(Provided material)

☆ ☆ ☆

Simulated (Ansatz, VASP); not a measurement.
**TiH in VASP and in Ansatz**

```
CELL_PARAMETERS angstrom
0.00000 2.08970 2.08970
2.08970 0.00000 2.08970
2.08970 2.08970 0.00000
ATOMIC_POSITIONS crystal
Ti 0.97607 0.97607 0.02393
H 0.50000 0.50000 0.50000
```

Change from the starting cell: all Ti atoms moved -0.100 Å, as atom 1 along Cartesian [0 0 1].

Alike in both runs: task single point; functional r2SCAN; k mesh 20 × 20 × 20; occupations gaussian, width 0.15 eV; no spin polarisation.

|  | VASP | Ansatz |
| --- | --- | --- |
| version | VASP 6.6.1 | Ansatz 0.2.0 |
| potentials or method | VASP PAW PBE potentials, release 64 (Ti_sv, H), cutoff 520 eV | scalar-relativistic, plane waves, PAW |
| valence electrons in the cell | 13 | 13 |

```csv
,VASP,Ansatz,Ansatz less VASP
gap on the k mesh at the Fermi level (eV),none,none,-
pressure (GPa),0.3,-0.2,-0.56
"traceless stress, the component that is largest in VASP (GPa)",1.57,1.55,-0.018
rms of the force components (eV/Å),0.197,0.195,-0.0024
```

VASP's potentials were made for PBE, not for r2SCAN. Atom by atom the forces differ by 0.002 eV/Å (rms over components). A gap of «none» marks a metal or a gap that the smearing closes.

☆ ☆ ☆

(Action item)
In the listing above, find the line with "Change from the" and the line with "Ansatz 0.2.0 |", then print exactly those lines and every line between them.

(Your response)
Change from the starting cell: all Ti atoms moved -0.100 Å, as atom 1 along Cartesian [0 0 1].

Alike in both runs: task single point; functional r2SCAN; k mesh 20 × 20 × 20; occupations gaussian, width 0.15 eV; no spin polarisation.

|  | VASP | Ansatz |
| --- | --- | --- |
| version | VASP 6.6.1 | Ansatz 0.2.0 |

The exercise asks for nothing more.